Supplied information:
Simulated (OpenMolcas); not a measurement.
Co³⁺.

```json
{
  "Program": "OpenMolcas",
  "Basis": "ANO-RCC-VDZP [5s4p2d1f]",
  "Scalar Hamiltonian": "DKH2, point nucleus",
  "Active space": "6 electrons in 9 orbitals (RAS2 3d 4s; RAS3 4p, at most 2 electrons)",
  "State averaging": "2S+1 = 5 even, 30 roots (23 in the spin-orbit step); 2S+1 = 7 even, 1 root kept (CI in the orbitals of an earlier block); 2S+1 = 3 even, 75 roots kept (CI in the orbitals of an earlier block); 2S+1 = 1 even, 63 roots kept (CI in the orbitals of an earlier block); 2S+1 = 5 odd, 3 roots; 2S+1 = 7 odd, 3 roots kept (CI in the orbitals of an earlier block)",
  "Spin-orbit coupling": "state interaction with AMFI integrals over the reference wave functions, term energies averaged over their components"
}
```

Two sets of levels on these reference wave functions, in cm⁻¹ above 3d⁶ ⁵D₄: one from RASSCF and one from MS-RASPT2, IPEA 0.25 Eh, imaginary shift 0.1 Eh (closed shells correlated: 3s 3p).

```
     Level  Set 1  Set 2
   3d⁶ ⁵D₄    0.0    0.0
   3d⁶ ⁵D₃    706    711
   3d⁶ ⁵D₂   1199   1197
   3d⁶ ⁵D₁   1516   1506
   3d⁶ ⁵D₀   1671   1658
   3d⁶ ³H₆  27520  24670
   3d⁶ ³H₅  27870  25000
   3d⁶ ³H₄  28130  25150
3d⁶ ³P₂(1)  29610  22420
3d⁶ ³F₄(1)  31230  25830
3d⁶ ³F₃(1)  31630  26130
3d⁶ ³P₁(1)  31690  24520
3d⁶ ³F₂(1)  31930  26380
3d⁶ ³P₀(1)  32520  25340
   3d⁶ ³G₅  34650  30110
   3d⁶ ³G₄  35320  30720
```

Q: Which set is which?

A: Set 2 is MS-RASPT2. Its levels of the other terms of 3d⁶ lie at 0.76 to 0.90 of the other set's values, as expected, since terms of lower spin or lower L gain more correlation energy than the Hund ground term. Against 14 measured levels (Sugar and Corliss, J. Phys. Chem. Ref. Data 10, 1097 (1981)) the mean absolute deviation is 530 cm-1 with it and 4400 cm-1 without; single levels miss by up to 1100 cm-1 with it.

Work task: Where the line with "Q: Which set is which?" ends, your copy should end too; please return exactly the lines from the first line of the data through it.

Task response:
Simulated (OpenMolcas); not a measurement.
Co³⁺.

```json
{
  "Program": "OpenMolcas",
  "Basis": "ANO-RCC-VDZP [5s4p2d1f]",
  "Scalar Hamiltonian": "DKH2, point nucleus",
  "Active space": "6 electrons in 9 orbitals (RAS2 3d 4s; RAS3 4p, at most 2 electrons)",
  "State averaging": "2S+1 = 5 even, 30 roots (23 in the spin-orbit step); 2S+1 = 7 even, 1 root kept (CI in the orbitals of an earlier block); 2S+1 = 3 even, 75 roots kept (CI in the orbitals of an earlier block); 2S+1 = 1 even, 63 roots kept (CI in the orbitals of an earlier block); 2S+1 = 5 odd, 3 roots; 2S+1 = 7 odd, 3 roots kept (CI in the orbitals of an earlier block)",
  "Spin-orbit coupling": "state interaction with AMFI integrals over the reference wave functions, term energies averaged over their components"
}
```

Two sets of levels on these reference wave functions, in cm⁻¹ above 3d⁶ ⁵D₄: one from RASSCF and one from MS-RASPT2, IPEA 0.25 Eh, imaginary shift 0.1 Eh (closed shells correlated: 3s 3p).

```
     Level  Set 1  Set 2
   3d⁶ ⁵D₄    0.0    0.0
   3d⁶ ⁵D₃    706    711
   3d⁶ ⁵D₂   1199   1197
   3d⁶ ⁵D₁   1516   1506
   3d⁶ ⁵D₀   1671   1658
   3d⁶ ³H₆  27520  24670
   3d⁶ ³H₅  27870  25000
   3d⁶ ³H₄  28130  25150
3d⁶ ³P₂(1)  29610  22420
3d⁶ ³F₄(1)  31230  25830
3d⁶ ³F₃(1)  31630  26130
3d⁶ ³P₁(1)  31690  24520
3d⁶ ³F₂(1)  31930  26380
3d⁶ ³P₀(1)  32520  25340
   3d⁶ ³G₅  34650  30110
   3d⁶ ³G₄  35320  30720
```

Q: Which set is which?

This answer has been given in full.